** Opening Dataset records block **

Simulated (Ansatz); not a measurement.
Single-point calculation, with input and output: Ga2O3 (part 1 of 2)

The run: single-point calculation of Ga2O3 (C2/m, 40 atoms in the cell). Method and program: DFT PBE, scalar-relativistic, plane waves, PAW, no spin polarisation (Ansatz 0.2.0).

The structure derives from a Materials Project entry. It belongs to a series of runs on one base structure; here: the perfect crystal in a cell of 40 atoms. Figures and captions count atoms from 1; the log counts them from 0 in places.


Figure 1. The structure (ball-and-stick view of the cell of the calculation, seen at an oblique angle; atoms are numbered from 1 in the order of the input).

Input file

** Closing Dataset records block **

Work order — Every line of the listing, first to last, should be retyped exactly.

Exercise answer —
Simulated (Ansatz); not a measurement.
Single-point calculation, with input and output: Ga2O3 (part 1 of 2)

The run: single-point calculation of Ga2O3 (C2/m, 40 atoms in the cell). Method and program: DFT PBE, scalar-relativistic, plane waves, PAW, no spin polarisation (Ansatz 0.2.0).

The structure derives from a Materials Project entry. It belongs to a series of runs on one base structure; here: the perfect crystal in a cell of 40 atoms. Figures and captions count atoms from 1; the log counts them from 0 in places.


Figure 1. The structure (ball-and-stick view of the cell of the calculation, seen at an oblique angle; atoms are numbered from 1 in the order of the input).

Input file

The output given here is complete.